**Study material:**
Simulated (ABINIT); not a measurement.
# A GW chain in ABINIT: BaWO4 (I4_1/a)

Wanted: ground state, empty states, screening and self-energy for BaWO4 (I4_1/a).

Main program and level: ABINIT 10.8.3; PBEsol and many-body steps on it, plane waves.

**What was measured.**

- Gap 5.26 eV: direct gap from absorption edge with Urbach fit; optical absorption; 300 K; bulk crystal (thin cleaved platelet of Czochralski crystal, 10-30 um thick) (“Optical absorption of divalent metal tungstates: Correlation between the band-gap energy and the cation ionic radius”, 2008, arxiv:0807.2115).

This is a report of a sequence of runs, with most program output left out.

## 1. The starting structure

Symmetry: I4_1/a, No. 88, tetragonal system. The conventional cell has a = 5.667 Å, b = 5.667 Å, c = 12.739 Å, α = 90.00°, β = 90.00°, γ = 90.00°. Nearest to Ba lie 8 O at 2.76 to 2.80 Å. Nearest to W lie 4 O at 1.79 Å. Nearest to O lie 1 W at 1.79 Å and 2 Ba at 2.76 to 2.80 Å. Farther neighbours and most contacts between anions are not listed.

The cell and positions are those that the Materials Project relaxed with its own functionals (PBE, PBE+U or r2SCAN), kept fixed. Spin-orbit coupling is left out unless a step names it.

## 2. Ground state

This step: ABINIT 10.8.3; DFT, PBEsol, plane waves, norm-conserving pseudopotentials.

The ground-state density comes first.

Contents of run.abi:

**Work instruction:** The lines from the beginning of the records through the line containing "Symmetry: I4_1/a, No." should be reproduced exactly. Include nothing else.

**Exercise answer:**
Simulated (ABINIT); not a measurement.
# A GW chain in ABINIT: BaWO4 (I4_1/a)

Wanted: ground state, empty states, screening and self-energy for BaWO4 (I4_1/a).

Main program and level: ABINIT 10.8.3; PBEsol and many-body steps on it, plane waves.

**What was measured.**

- Gap 5.26 eV: direct gap from absorption edge with Urbach fit; optical absorption; 300 K; bulk crystal (thin cleaved platelet of Czochralski crystal, 10-30 um thick) (“Optical absorption of divalent metal tungstates: Correlation between the band-gap energy and the cation ionic radius”, 2008, arxiv:0807.2115).

This is a report of a sequence of runs, with most program output left out.

## 1. The starting structure

Symmetry: I4_1/a, No. 88, tetragonal system. The conventional cell has a = 5.667 Å, b = 5.667 Å, c = 12.739 Å, α = 90.00°, β = 90.00°, γ = 90.00°. Nearest to Ba lie 8 O at 2.76 to 2.80 Å. Nearest to W lie 4 O at 1.79 Å. Nearest to O lie 1 W at 1.79 Å and 2 Ba at 2.76 to 2.80 Å. Farther neighbours and most contacts between anions are not listed.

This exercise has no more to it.